*** Entries supplied ***

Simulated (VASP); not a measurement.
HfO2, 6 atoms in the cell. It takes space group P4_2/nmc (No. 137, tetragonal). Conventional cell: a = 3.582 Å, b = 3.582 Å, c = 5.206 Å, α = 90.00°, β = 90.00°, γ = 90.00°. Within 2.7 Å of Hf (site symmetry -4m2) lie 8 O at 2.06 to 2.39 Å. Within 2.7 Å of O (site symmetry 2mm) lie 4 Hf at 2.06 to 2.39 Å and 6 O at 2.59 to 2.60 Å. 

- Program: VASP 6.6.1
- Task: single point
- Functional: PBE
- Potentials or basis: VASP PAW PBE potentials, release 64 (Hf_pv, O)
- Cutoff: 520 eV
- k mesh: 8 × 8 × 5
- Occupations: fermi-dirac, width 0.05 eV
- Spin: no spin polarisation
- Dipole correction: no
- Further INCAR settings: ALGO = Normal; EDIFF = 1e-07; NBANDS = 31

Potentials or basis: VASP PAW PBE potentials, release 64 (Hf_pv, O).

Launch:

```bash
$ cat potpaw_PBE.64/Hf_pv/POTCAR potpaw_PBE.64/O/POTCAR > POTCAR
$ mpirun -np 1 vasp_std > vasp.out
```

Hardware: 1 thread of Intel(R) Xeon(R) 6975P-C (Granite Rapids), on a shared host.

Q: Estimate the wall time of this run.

***

• **Work request**
Return the material in full, exactly as shown.

• **Answer space**
Simulated (VASP); not a measurement.
HfO2, 6 atoms in the cell. It takes space group P4_2/nmc (No. 137, tetragonal). Conventional cell: a = 3.582 Å, b = 3.582 Å, c = 5.206 Å, α = 90.00°, β = 90.00°, γ = 90.00°. Within 2.7 Å of Hf (site symmetry -4m2) lie 8 O at 2.06 to 2.39 Å. Within 2.7 Å of O (site symmetry 2mm) lie 4 Hf at 2.06 to 2.39 Å and 6 O at 2.59 to 2.60 Å. 

- Program: VASP 6.6.1
- Task: single point
- Functional: PBE
- Potentials or basis: VASP PAW PBE potentials, release 64 (Hf_pv, O)
- Cutoff: 520 eV
- k mesh: 8 × 8 × 5
- Occupations: fermi-dirac, width 0.05 eV
- Spin: no spin polarisation
- Dipole correction: no
- Further INCAR settings: ALGO = Normal; EDIFF = 1e-07; NBANDS = 31

Potentials or basis: VASP PAW PBE potentials, release 64 (Hf_pv, O).

Launch:

```bash
$ cat potpaw_PBE.64/Hf_pv/POTCAR potpaw_PBE.64/O/POTCAR > POTCAR
$ mpirun -np 1 vasp_std > vasp.out
```

Hardware: 1 thread of Intel(R) Xeon(R) 6975P-C (Granite Rapids), on a shared host.

Q: Estimate the wall time of this run.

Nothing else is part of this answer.